(Work instruction) Beginning with the opening line, restate the following material exactly, up through the line that contains "-45.930 | 1.06 |".

(Excerpted records)
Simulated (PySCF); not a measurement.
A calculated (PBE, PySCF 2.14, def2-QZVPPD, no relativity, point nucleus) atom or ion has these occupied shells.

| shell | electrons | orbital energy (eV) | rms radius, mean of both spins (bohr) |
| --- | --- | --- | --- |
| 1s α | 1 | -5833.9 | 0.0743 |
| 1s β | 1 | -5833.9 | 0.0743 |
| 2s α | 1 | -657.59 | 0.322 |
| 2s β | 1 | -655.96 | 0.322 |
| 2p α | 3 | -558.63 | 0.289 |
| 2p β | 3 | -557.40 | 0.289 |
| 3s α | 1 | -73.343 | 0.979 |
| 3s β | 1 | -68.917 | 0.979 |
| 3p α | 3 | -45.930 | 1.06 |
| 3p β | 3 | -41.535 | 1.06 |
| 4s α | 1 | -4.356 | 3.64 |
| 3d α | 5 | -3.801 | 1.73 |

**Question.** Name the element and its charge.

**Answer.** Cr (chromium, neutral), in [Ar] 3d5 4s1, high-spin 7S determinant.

(Written response)
Simulated (PySCF); not a measurement.
A calculated (PBE, PySCF 2.14, def2-QZVPPD, no relativity, point nucleus) atom or ion has these occupied shells.

| shell | electrons | orbital energy (eV) | rms radius, mean of both spins (bohr) |
| --- | --- | --- | --- |
| 1s α | 1 | -5833.9 | 0.0743 |
| 1s β | 1 | -5833.9 | 0.0743 |
| 2s α | 1 | -657.59 | 0.322 |
| 2s β | 1 | -655.96 | 0.322 |
| 2p α | 3 | -558.63 | 0.289 |
| 2p β | 3 | -557.40 | 0.289 |
| 3s α | 1 | -73.343 | 0.979 |
| 3s β | 1 | -68.917 | 0.979 |
| 3p α | 3 | -45.930 | 1.06 |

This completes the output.